§ **DATASET EXCERPTS**:
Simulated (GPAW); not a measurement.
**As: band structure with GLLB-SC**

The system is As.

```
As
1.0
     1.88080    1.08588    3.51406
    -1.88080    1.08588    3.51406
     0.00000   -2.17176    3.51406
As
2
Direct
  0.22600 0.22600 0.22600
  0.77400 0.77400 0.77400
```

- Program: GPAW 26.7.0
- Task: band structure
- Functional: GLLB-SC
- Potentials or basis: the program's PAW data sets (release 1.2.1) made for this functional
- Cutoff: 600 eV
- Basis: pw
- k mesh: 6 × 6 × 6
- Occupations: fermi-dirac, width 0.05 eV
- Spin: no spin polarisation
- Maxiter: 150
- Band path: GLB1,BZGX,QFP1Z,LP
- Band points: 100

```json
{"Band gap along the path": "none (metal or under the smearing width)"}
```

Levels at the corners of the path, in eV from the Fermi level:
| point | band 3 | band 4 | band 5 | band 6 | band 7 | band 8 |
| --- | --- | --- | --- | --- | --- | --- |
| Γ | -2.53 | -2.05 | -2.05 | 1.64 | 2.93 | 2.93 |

§ **BRIEF**:
Each record, from first to last, should be returned verbatim.

§ **TASK ANSWER**:
Simulated (GPAW); not a measurement.
**As: band structure with GLLB-SC**

The system is As.

```
As
1.0
     1.88080    1.08588    3.51406
    -1.88080    1.08588    3.51406
     0.00000   -2.17176    3.51406
As
2
Direct
  0.22600 0.22600 0.22600
  0.77400 0.77400 0.77400
```

- Program: GPAW 26.7.0
- Task: band structure
- Functional: GLLB-SC
- Potentials or basis: the program's PAW data sets (release 1.2.1) made for this functional
- Cutoff: 600 eV
- Basis: pw
- k mesh: 6 × 6 × 6
- Occupations: fermi-dirac, width 0.05 eV
- Spin: no spin polarisation
- Maxiter: 150
- Band path: GLB1,BZGX,QFP1Z,LP
- Band points: 100

```json
{"Band gap along the path": "none (metal or under the smearing width)"}
```

Levels at the corners of the path, in eV from the Fermi level:
| point | band 3 | band 4 | band 5 | band 6 | band 7 | band 8 |
| --- | --- | --- | --- | --- | --- | --- |
| Γ | -2.53 | -2.05 | -2.05 | 1.64 | 2.93 | 2.93 |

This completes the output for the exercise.